**INPUT DATA:**
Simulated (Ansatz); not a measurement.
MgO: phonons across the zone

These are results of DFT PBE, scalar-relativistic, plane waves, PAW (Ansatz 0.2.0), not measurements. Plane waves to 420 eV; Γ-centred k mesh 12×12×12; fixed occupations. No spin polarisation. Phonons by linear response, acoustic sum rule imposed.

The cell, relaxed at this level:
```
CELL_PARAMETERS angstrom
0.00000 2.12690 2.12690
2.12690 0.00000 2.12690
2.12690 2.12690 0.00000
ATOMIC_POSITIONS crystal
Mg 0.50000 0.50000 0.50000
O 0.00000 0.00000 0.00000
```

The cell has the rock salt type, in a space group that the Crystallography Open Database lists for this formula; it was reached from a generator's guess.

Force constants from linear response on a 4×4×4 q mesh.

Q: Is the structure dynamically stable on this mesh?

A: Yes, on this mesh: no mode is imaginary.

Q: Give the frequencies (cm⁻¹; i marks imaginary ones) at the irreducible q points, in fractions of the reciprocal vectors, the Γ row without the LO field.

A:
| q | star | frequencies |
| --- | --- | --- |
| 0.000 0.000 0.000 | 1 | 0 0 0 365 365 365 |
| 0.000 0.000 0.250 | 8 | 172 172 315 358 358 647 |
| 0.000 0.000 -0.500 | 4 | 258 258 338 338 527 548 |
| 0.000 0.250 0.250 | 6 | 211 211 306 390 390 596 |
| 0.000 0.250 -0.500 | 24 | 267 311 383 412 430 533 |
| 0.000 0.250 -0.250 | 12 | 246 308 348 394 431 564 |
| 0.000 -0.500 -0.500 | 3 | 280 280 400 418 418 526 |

**TASK ITEM:** All lines in the data above from the one with "star | frequencies |" through the one with "394 431 564 |" must be repeated exactly, and no others.

**RESPONSE:**
| q | star | frequencies |
| --- | --- | --- |
| 0.000 0.000 0.000 | 1 | 0 0 0 365 365 365 |
| 0.000 0.000 0.250 | 8 | 172 172 315 358 358 647 |
| 0.000 0.000 -0.500 | 4 | 258 258 338 338 527 548 |
| 0.000 0.250 0.250 | 6 | 211 211 306 390 390 596 |
| 0.000 0.250 -0.500 | 24 | 267 311 383 412 430 533 |
| 0.000 0.250 -0.250 | 12 | 246 308 348 394 431 564 |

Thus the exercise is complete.